---------- SUPPLIED ENTRIES ----------

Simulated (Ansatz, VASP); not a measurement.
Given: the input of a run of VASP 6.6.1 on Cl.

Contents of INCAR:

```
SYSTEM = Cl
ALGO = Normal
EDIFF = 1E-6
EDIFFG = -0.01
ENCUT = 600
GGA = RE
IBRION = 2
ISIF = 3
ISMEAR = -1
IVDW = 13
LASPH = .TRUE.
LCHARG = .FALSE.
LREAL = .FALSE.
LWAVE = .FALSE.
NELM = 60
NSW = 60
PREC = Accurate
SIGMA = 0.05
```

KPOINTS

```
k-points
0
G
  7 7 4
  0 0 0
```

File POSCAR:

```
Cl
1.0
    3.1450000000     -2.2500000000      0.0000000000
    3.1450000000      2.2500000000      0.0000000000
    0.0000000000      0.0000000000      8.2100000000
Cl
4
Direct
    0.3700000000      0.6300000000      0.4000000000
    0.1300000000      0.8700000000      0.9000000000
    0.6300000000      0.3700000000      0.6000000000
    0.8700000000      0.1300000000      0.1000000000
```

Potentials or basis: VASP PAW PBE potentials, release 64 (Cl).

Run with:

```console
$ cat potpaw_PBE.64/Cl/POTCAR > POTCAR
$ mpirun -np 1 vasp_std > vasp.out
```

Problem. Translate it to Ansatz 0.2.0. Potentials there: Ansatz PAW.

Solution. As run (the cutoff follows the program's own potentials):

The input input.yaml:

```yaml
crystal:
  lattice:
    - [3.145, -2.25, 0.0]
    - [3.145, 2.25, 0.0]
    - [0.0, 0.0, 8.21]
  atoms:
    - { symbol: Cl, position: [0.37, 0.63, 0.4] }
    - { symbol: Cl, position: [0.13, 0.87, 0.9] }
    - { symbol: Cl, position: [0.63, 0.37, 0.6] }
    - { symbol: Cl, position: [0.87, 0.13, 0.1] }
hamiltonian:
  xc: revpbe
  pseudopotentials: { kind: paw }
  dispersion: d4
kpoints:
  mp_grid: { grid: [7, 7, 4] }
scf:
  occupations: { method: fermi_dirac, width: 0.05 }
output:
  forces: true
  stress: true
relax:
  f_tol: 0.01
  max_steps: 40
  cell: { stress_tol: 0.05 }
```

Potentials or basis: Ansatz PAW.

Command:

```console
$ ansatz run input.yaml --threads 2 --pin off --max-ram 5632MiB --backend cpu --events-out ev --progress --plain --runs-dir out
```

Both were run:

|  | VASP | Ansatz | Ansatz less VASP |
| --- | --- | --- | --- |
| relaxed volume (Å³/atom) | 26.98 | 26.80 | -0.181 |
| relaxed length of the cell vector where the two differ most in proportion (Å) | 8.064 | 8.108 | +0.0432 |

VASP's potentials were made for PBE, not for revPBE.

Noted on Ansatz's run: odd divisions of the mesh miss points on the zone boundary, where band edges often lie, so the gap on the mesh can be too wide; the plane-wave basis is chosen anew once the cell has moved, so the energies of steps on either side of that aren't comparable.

----------

*ACTION ITEM*
Quote exactly the stretch of lines above that starts at the first one and ends at the line with "VASP's potentials were", and nothing beyond it.

*YOUR RESPONSE*
Simulated (Ansatz, VASP); not a measurement.
Given: the input of a run of VASP 6.6.1 on Cl.

Contents of INCAR:

```
SYSTEM = Cl
ALGO = Normal
EDIFF = 1E-6
EDIFFG = -0.01
ENCUT = 600
GGA = RE
IBRION = 2
ISIF = 3
ISMEAR = -1
IVDW = 13
LASPH = .TRUE.
LCHARG = .FALSE.
LREAL = .FALSE.
LWAVE = .FALSE.
NELM = 60
NSW = 60
PREC = Accurate
SIGMA = 0.05
```

KPOINTS

```
k-points
0
G
  7 7 4
  0 0 0
```

File POSCAR:

```
Cl
1.0
    3.1450000000     -2.2500000000      0.0000000000
    3.1450000000      2.2500000000      0.0000000000
    0.0000000000      0.0000000000      8.2100000000
Cl
4
Direct
    0.3700000000      0.6300000000      0.4000000000
    0.1300000000      0.8700000000      0.9000000000
    0.6300000000      0.3700000000      0.6000000000
    0.8700000000      0.1300000000      0.1000000000
```

Potentials or basis: VASP PAW PBE potentials, release 64 (Cl).

Run with:

```console
$ cat potpaw_PBE.64/Cl/POTCAR > POTCAR
$ mpirun -np 1 vasp_std > vasp.out
```

Problem. Translate it to Ansatz 0.2.0. Potentials there: Ansatz PAW.

Solution. As run (the cutoff follows the program's own potentials):

The input input.yaml:

```yaml
crystal:
  lattice:
    - [3.145, -2.25, 0.0]
    - [3.145, 2.25, 0.0]
    - [0.0, 0.0, 8.21]
  atoms:
    - { symbol: Cl, position: [0.37, 0.63, 0.4] }
    - { symbol: Cl, position: [0.13, 0.87, 0.9] }
    - { symbol: Cl, position: [0.63, 0.37, 0.6] }
    - { symbol: Cl, position: [0.87, 0.13, 0.1] }
hamiltonian:
  xc: revpbe
  pseudopotentials: { kind: paw }
  dispersion: d4
kpoints:
  mp_grid: { grid: [7, 7, 4] }
scf:
  occupations: { method: fermi_dirac, width: 0.05 }
output:
  forces: true
  stress: true
relax:
  f_tol: 0.01
  max_steps: 40
  cell: { stress_tol: 0.05 }
```

Potentials or basis: Ansatz PAW.

Command:

```console
$ ansatz run input.yaml --threads 2 --pin off --max-ram 5632MiB --backend cpu --events-out ev --progress --plain --runs-dir out
```

Both were run:

|  | VASP | Ansatz | Ansatz less VASP |
| --- | --- | --- | --- |
| relaxed volume (Å³/atom) | 26.98 | 26.80 | -0.181 |
| relaxed length of the cell vector where the two differ most in proportion (Å) | 8.064 | 8.108 | +0.0432 |

VASP's potentials were made for PBE, not for revPBE.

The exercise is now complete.